## Work request
Once you reach the line containing "# Adsorption sites" in the entries below, write out that line and each one after it down to the line containing "VASP 6.6.1, plane", exactly and with nothing added.

## Material provided
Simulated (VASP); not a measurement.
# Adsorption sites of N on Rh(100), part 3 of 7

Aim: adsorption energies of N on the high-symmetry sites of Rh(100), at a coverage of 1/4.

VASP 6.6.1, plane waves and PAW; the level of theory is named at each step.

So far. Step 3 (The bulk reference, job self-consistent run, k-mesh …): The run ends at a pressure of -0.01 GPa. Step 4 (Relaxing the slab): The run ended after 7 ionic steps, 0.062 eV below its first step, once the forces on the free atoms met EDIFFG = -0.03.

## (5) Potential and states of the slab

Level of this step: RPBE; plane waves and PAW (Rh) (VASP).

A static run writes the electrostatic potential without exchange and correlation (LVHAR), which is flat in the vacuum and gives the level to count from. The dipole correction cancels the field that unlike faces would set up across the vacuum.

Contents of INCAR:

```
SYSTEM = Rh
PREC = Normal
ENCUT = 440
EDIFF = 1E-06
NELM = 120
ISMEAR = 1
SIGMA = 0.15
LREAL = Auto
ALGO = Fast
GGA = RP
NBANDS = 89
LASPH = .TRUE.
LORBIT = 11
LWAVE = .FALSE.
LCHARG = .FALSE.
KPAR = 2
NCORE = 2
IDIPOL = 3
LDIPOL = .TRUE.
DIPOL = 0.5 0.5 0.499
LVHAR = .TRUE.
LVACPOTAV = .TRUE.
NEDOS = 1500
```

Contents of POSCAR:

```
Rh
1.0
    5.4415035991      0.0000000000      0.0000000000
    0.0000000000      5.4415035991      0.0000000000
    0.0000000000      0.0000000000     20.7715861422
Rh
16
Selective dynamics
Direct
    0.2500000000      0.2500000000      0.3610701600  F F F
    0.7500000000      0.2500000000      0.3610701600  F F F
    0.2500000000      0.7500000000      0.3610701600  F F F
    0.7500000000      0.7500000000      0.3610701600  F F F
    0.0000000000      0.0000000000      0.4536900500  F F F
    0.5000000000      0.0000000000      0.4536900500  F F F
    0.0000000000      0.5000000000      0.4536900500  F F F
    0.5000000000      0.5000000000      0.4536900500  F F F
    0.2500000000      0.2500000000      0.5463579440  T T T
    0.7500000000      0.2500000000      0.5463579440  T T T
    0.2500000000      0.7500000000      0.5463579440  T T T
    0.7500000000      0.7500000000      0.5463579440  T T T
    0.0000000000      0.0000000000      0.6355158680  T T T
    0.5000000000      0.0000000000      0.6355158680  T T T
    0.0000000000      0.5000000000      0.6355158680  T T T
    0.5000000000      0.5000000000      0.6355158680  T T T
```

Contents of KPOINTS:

## Expected answer
# Adsorption sites of N on Rh(100), part 3 of 7

Aim: adsorption energies of N on the high-symmetry sites of Rh(100), at a coverage of 1/4.

VASP 6.6.1, plane waves and PAW; the level of theory is named at each step.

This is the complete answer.